_Supplied entries_
━━━━━━━━
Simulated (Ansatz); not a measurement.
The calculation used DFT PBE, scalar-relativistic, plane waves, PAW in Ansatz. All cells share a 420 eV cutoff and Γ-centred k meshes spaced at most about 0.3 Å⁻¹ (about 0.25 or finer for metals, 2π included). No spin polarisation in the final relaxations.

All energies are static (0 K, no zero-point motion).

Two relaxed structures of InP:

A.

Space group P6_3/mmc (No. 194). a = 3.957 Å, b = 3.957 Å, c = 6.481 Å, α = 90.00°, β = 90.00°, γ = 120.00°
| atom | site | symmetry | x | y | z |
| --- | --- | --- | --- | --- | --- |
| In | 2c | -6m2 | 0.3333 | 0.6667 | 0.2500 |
━━━━━━━━

_Exercise_
All the entries should be written out again precisely.

_Answer area_
Simulated (Ansatz); not a measurement.
The calculation used DFT PBE, scalar-relativistic, plane waves, PAW in Ansatz. All cells share a 420 eV cutoff and Γ-centred k meshes spaced at most about 0.3 Å⁻¹ (about 0.25 or finer for metals, 2π included). No spin polarisation in the final relaxations.

All energies are static (0 K, no zero-point motion).

Two relaxed structures of InP:

A.

Space group P6_3/mmc (No. 194). a = 3.957 Å, b = 3.957 Å, c = 6.481 Å, α = 90.00°, β = 90.00°, γ = 120.00°
| atom | site | symmetry | x | y | z |
| --- | --- | --- | --- | --- | --- |
| In | 2c | -6m2 | 0.3333 | 0.6667 | 0.2500 |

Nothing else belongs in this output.